_SOURCE MATERIAL_:
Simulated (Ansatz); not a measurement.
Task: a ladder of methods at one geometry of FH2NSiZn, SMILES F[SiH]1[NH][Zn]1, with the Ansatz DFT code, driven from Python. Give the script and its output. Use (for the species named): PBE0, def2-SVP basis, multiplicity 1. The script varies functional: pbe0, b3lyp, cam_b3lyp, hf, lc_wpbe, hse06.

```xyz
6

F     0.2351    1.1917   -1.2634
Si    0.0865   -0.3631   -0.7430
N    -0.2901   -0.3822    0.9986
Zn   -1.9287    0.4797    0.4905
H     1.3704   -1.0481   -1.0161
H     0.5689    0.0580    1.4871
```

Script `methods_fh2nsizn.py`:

_REQUIRED ACTION_: Write the material above out again, exactly as it reads.

_TASK OUTPUT_:
Simulated (Ansatz); not a measurement.
Task: a ladder of methods at one geometry of FH2NSiZn, SMILES F[SiH]1[NH][Zn]1, with the Ansatz DFT code, driven from Python. Give the script and its output. Use (for the species named): PBE0, def2-SVP basis, multiplicity 1. The script varies functional: pbe0, b3lyp, cam_b3lyp, hf, lc_wpbe, hse06.

```xyz
6

F     0.2351    1.1917   -1.2634
Si    0.0865   -0.3631   -0.7430
N    -0.2901   -0.3822    0.9986
Zn   -1.9287    0.4797    0.4905
H     1.3704   -1.0481   -1.0161
H     0.5689    0.0580    1.4871
```

Script `methods_fh2nsizn.py`:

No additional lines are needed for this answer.